◆ Provided records:
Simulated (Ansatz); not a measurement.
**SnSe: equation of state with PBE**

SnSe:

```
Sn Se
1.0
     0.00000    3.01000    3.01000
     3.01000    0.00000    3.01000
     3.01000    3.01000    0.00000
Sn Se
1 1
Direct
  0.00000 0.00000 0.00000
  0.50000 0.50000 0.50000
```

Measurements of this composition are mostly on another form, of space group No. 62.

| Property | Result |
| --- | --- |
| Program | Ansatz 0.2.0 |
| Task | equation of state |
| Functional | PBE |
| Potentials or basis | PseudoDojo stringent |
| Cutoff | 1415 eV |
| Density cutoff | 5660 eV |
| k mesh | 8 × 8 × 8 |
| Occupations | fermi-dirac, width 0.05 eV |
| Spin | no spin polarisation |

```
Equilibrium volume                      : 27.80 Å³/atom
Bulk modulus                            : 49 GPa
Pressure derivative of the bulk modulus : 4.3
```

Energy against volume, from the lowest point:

◆ Work order:
Could you output every entry above exactly as it stands?

◆ Reply:
Simulated (Ansatz); not a measurement.
**SnSe: equation of state with PBE**

SnSe:

```
Sn Se
1.0
     0.00000    3.01000    3.01000
     3.01000    0.00000    3.01000
     3.01000    3.01000    0.00000
Sn Se
1 1
Direct
  0.00000 0.00000 0.00000
  0.50000 0.50000 0.50000
```

Measurements of this composition are mostly on another form, of space group No. 62.

| Property | Result |
| --- | --- |
| Program | Ansatz 0.2.0 |
| Task | equation of state |
| Functional | PBE |
| Potentials or basis | PseudoDojo stringent |
| Cutoff | 1415 eV |
| Density cutoff | 5660 eV |
| k mesh | 8 × 8 × 8 |
| Occupations | fermi-dirac, width 0.05 eV |
| Spin | no spin polarisation |

```
Equilibrium volume                      : 27.80 Å³/atom
Bulk modulus                            : 49 GPa
Pressure derivative of the bulk modulus : 4.3
```

Energy against volume, from the lowest point:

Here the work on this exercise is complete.